§ **RECORDS PROVIDED**:
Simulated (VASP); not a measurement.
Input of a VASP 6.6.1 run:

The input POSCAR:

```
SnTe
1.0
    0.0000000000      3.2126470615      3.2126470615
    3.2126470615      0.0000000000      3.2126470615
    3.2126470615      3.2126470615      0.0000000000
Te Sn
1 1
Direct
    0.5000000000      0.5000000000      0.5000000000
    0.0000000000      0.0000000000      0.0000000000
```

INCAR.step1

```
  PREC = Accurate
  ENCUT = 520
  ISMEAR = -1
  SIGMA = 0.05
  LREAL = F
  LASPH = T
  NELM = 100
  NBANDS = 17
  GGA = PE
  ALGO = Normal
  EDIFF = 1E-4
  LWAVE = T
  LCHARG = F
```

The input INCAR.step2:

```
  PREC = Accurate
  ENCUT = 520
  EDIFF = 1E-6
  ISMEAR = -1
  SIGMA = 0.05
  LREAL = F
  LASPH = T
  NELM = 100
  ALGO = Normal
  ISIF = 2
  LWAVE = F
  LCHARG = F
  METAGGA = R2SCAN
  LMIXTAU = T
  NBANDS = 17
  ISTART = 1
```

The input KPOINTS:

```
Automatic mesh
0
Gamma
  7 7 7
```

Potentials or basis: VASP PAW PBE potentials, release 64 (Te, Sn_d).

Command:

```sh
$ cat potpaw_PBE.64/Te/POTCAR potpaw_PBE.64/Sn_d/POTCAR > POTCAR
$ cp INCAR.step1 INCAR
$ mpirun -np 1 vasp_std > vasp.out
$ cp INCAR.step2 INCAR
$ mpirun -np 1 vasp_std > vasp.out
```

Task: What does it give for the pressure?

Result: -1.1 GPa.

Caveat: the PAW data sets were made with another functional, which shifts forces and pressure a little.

§ **WORK TASK**: Starting at the first line of the records above, please copy every line exactly through the line containing "Result: -1.1 GPa.", and stop there.

§ **TASK RESPONSE**:
Simulated (VASP); not a measurement.
Input of a VASP 6.6.1 run:

The input POSCAR:

```
SnTe
1.0
    0.0000000000      3.2126470615      3.2126470615
    3.2126470615      0.0000000000      3.2126470615
    3.2126470615      3.2126470615      0.0000000000
Te Sn
1 1
Direct
    0.5000000000      0.5000000000      0.5000000000
    0.0000000000      0.0000000000      0.0000000000
```

INCAR.step1

```
  PREC = Accurate
  ENCUT = 520
  ISMEAR = -1
  SIGMA = 0.05
  LREAL = F
  LASPH = T
  NELM = 100
  NBANDS = 17
  GGA = PE
  ALGO = Normal
  EDIFF = 1E-4
  LWAVE = T
  LCHARG = F
```

The input INCAR.step2:

```
  PREC = Accurate
  ENCUT = 520
  EDIFF = 1E-6
  ISMEAR = -1
  SIGMA = 0.05
  LREAL = F
  LASPH = T
  NELM = 100
  ALGO = Normal
  ISIF = 2
  LWAVE = F
  LCHARG = F
  METAGGA = R2SCAN
  LMIXTAU = T
  NBANDS = 17
  ISTART = 1
```

The input KPOINTS:

```
Automatic mesh
0
Gamma
  7 7 7
```

Potentials or basis: VASP PAW PBE potentials, release 64 (Te, Sn_d).

Command:

```sh
$ cat potpaw_PBE.64/Te/POTCAR potpaw_PBE.64/Sn_d/POTCAR > POTCAR
$ cp INCAR.step1 INCAR
$ mpirun -np 1 vasp_std > vasp.out
$ cp INCAR.step2 INCAR
$ mpirun -np 1 vasp_std > vasp.out
```

Task: What does it give for the pressure?

Result: -1.1 GPa.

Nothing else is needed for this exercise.